Exercise » Take the entries below and retype them exactly.

Supplied data »
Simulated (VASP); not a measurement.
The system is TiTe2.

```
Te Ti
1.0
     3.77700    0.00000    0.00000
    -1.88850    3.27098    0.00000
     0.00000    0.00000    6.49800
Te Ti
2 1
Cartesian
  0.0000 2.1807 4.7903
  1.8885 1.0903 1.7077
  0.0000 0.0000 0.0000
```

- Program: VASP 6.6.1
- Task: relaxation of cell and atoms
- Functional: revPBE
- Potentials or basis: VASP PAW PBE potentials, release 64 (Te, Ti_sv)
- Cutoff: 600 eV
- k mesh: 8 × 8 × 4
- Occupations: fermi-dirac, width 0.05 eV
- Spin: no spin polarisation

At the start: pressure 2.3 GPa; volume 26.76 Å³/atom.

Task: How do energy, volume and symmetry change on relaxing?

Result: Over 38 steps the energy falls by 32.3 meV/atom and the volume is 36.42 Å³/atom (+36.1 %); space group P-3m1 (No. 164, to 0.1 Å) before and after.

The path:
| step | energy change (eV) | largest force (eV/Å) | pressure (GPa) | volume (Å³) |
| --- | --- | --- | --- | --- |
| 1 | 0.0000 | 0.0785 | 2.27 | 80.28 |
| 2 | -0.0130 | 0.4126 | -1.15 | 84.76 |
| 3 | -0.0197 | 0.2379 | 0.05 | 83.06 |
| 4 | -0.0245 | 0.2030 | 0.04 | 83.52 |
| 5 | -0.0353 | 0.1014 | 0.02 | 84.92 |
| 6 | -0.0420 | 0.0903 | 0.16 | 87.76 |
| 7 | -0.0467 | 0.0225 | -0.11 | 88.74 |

Task answer »
Simulated (VASP); not a measurement.
The system is TiTe2.

```
Te Ti
1.0
     3.77700    0.00000    0.00000
    -1.88850    3.27098    0.00000
     0.00000    0.00000    6.49800
Te Ti
2 1
Cartesian
  0.0000 2.1807 4.7903
  1.8885 1.0903 1.7077
  0.0000 0.0000 0.0000
```

- Program: VASP 6.6.1
- Task: relaxation of cell and atoms
- Functional: revPBE
- Potentials or basis: VASP PAW PBE potentials, release 64 (Te, Ti_sv)
- Cutoff: 600 eV
- k mesh: 8 × 8 × 4
- Occupations: fermi-dirac, width 0.05 eV
- Spin: no spin polarisation

At the start: pressure 2.3 GPa; volume 26.76 Å³/atom.

Task: How do energy, volume and symmetry change on relaxing?

Result: Over 38 steps the energy falls by 32.3 meV/atom and the volume is 36.42 Å³/atom (+36.1 %); space group P-3m1 (No. 164, to 0.1 Å) before and after.

The path:
| step | energy change (eV) | largest force (eV/Å) | pressure (GPa) | volume (Å³) |
| --- | --- | --- | --- | --- |
| 1 | 0.0000 | 0.0785 | 2.27 | 80.28 |
| 2 | -0.0130 | 0.4126 | -1.15 | 84.76 |
| 3 | -0.0197 | 0.2379 | 0.05 | 83.06 |
| 4 | -0.0245 | 0.2030 | 0.04 | 83.52 |
| 5 | -0.0353 | 0.1014 | 0.02 | 84.92 |
| 6 | -0.0420 | 0.0903 | 0.16 | 87.76 |
| 7 | -0.0467 | 0.0225 | -0.11 | 88.74 |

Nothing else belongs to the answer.